:: Entries provided

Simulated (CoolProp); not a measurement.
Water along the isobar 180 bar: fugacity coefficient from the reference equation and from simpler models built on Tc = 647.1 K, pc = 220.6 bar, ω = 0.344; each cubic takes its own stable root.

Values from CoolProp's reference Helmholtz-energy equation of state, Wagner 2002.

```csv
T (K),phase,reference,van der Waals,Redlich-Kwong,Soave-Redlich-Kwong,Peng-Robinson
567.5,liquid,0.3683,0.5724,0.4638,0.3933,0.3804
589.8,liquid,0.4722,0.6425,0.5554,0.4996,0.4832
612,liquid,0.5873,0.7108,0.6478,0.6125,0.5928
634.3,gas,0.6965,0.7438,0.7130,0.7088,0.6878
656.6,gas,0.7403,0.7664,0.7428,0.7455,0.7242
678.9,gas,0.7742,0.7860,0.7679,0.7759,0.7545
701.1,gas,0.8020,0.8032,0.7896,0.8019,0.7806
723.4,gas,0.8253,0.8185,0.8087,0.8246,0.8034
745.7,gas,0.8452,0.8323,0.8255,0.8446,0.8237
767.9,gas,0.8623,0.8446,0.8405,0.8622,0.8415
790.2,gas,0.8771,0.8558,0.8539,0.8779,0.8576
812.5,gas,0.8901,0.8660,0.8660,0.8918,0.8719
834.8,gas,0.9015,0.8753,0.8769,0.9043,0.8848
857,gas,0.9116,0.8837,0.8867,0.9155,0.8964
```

::::

● **Requirement**
Copy the material above, keeping every line exactly as it stands.

● **Answer section**
Simulated (CoolProp); not a measurement.
Water along the isobar 180 bar: fugacity coefficient from the reference equation and from simpler models built on Tc = 647.1 K, pc = 220.6 bar, ω = 0.344; each cubic takes its own stable root.

Values from CoolProp's reference Helmholtz-energy equation of state, Wagner 2002.

```csv
T (K),phase,reference,van der Waals,Redlich-Kwong,Soave-Redlich-Kwong,Peng-Robinson
567.5,liquid,0.3683,0.5724,0.4638,0.3933,0.3804
589.8,liquid,0.4722,0.6425,0.5554,0.4996,0.4832
612,liquid,0.5873,0.7108,0.6478,0.6125,0.5928
634.3,gas,0.6965,0.7438,0.7130,0.7088,0.6878
656.6,gas,0.7403,0.7664,0.7428,0.7455,0.7242
678.9,gas,0.7742,0.7860,0.7679,0.7759,0.7545
701.1,gas,0.8020,0.8032,0.7896,0.8019,0.7806
723.4,gas,0.8253,0.8185,0.8087,0.8246,0.8034
745.7,gas,0.8452,0.8323,0.8255,0.8446,0.8237
767.9,gas,0.8623,0.8446,0.8405,0.8622,0.8415
790.2,gas,0.8771,0.8558,0.8539,0.8779,0.8576
812.5,gas,0.8901,0.8660,0.8660,0.8918,0.8719
834.8,gas,0.9015,0.8753,0.8769,0.9043,0.8848
857,gas,0.9116,0.8837,0.8867,0.9155,0.8964
```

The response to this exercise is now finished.